PROVIDED INFORMATION
[Start of section]

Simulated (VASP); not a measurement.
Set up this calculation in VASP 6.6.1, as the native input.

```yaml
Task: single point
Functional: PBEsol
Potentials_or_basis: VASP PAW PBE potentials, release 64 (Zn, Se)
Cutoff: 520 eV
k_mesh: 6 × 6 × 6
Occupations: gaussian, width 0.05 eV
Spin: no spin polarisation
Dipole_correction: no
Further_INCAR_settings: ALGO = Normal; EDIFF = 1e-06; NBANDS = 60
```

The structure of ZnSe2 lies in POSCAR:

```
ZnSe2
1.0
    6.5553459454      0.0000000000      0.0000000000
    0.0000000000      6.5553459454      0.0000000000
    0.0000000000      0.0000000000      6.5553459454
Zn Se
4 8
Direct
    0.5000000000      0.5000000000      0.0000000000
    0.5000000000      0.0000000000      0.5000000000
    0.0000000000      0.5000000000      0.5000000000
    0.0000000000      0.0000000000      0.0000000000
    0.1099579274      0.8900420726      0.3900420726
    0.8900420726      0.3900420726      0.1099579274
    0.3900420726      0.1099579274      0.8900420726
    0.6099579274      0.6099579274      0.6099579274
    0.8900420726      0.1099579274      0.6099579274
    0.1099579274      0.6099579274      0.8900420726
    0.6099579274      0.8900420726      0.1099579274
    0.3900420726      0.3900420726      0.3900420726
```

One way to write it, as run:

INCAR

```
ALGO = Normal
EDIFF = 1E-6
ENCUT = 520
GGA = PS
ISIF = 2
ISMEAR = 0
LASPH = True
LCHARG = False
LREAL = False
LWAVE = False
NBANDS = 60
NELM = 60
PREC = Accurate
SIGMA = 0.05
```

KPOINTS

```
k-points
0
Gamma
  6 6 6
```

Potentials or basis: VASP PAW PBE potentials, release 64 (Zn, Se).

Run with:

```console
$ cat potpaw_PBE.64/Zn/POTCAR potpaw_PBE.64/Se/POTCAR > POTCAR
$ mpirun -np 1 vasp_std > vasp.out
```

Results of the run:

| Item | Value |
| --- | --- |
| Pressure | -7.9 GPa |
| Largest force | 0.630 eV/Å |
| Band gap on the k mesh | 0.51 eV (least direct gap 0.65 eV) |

[End of section]

BRIEF
Look above for the line with "One way to write" and the line with "0.630 eV/Å |". Write out those two lines and all the lines between them, exactly, and no others.

ANSWER SECTION
One way to write it, as run:

INCAR

```
ALGO = Normal
EDIFF = 1E-6
ENCUT = 520
GGA = PS
ISIF = 2
ISMEAR = 0
LASPH = True
LCHARG = False
LREAL = False
LWAVE = False
NBANDS = 60
NELM = 60
PREC = Accurate
SIGMA = 0.05
```

KPOINTS

```
k-points
0
Gamma
  6 6 6
```

Potentials or basis: VASP PAW PBE potentials, release 64 (Zn, Se).

Run with:

```console
$ cat potpaw_PBE.64/Zn/POTCAR potpaw_PBE.64/Se/POTCAR > POTCAR
$ mpirun -np 1 vasp_std > vasp.out
```

Results of the run:

| Item | Value |
| --- | --- |
| Pressure | -7.9 GPa |
| Largest force | 0.630 eV/Å |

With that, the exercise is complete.